*EXCERPTED RECORDS*:

»»

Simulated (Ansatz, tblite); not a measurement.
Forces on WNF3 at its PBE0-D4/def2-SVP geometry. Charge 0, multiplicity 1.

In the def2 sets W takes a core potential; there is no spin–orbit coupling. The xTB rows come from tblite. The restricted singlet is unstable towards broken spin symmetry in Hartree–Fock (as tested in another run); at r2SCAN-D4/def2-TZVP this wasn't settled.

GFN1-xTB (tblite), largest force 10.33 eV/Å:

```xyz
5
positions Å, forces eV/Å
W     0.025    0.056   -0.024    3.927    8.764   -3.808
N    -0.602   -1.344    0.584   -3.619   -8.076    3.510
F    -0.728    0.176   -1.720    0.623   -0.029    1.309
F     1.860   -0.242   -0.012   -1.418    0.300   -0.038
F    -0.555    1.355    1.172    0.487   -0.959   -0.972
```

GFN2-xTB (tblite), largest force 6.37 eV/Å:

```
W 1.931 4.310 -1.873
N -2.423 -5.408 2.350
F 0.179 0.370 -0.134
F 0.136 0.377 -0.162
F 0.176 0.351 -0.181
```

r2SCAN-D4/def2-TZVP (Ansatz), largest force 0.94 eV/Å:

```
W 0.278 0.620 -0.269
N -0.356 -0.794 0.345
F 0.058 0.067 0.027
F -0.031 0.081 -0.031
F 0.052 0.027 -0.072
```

««

*WORK ITEM*: Exactly as written, return every line of the material.

*EXERCISE SOLUTION*:
Simulated (Ansatz, tblite); not a measurement.
Forces on WNF3 at its PBE0-D4/def2-SVP geometry. Charge 0, multiplicity 1.

In the def2 sets W takes a core potential; there is no spin–orbit coupling. The xTB rows come from tblite. The restricted singlet is unstable towards broken spin symmetry in Hartree–Fock (as tested in another run); at r2SCAN-D4/def2-TZVP this wasn't settled.

GFN1-xTB (tblite), largest force 10.33 eV/Å:

```xyz
5
positions Å, forces eV/Å
W     0.025    0.056   -0.024    3.927    8.764   -3.808
N    -0.602   -1.344    0.584   -3.619   -8.076    3.510
F    -0.728    0.176   -1.720    0.623   -0.029    1.309
F     1.860   -0.242   -0.012   -1.418    0.300   -0.038
F    -0.555    1.355    1.172    0.487   -0.959   -0.972
```

GFN2-xTB (tblite), largest force 6.37 eV/Å:

```
W 1.931 4.310 -1.873
N -2.423 -5.408 2.350
F 0.179 0.370 -0.134
F 0.136 0.377 -0.162
F 0.176 0.351 -0.181
```

r2SCAN-D4/def2-TZVP (Ansatz), largest force 0.94 eV/Å:

```
W 0.278 0.620 -0.269
N -0.356 -0.794 0.345
F 0.058 0.067 0.027
F -0.031 0.081 -0.031
F 0.052 0.027 -0.072
```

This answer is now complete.